■ **Assignment**:
Write out again the entries from the first line to the line that includes "One way to write", keeping both of those lines.

■ **Data listing**:
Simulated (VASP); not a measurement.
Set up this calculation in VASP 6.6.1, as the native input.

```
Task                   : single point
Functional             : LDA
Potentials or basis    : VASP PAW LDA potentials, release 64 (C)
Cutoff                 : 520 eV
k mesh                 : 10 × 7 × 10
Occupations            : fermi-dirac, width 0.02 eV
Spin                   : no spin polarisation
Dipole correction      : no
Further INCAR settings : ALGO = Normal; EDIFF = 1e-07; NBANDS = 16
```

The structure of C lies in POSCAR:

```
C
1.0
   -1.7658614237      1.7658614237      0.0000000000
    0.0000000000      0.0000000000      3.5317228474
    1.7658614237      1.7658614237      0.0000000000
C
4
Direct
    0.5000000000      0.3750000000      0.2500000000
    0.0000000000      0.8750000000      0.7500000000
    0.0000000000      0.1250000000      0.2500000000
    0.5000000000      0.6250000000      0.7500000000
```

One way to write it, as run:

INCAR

■ **Problem solution**:
Simulated (VASP); not a measurement.
Set up this calculation in VASP 6.6.1, as the native input.

```
Task                   : single point
Functional             : LDA
Potentials or basis    : VASP PAW LDA potentials, release 64 (C)
Cutoff                 : 520 eV
k mesh                 : 10 × 7 × 10
Occupations            : fermi-dirac, width 0.02 eV
Spin                   : no spin polarisation
Dipole correction      : no
Further INCAR settings : ALGO = Normal; EDIFF = 1e-07; NBANDS = 16
```

The structure of C lies in POSCAR:

```
C
1.0
   -1.7658614237      1.7658614237      0.0000000000
    0.0000000000      0.0000000000      3.5317228474
    1.7658614237      1.7658614237      0.0000000000
C
4
Direct
    0.5000000000      0.3750000000      0.2500000000
    0.0000000000      0.8750000000      0.7500000000
    0.0000000000      0.1250000000      0.2500000000
    0.5000000000      0.6250000000      0.7500000000
```

One way to write it, as run:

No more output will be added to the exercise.